__Work instruction__
All of the data must be printed exactly; please include every line.

__Data extracts__
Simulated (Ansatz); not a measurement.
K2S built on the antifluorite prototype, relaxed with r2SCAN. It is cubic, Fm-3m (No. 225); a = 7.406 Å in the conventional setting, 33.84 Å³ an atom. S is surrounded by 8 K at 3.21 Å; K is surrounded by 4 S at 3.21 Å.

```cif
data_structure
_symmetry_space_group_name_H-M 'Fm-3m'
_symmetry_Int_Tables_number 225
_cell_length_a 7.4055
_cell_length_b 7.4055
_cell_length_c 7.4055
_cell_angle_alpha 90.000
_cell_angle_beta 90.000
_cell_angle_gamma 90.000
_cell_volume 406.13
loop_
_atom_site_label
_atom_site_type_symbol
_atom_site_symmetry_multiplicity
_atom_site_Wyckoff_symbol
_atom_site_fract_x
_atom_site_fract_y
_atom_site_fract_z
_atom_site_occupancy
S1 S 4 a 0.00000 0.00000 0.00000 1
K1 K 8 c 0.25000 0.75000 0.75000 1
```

__Problem solution__
Simulated (Ansatz); not a measurement.
K2S built on the antifluorite prototype, relaxed with r2SCAN. It is cubic, Fm-3m (No. 225); a = 7.406 Å in the conventional setting, 33.84 Å³ an atom. S is surrounded by 8 K at 3.21 Å; K is surrounded by 4 S at 3.21 Å.

```cif
data_structure
_symmetry_space_group_name_H-M 'Fm-3m'
_symmetry_Int_Tables_number 225
_cell_length_a 7.4055
_cell_length_b 7.4055
_cell_length_c 7.4055
_cell_angle_alpha 90.000
_cell_angle_beta 90.000
_cell_angle_gamma 90.000
_cell_volume 406.13
loop_
_atom_site_label
_atom_site_type_symbol
_atom_site_symmetry_multiplicity
_atom_site_Wyckoff_symbol
_atom_site_fract_x
_atom_site_fract_y
_atom_site_fract_z
_atom_site_occupancy
S1 S 4 a 0.00000 0.00000 0.00000 1
K1 K 8 c 0.25000 0.75000 0.75000 1
```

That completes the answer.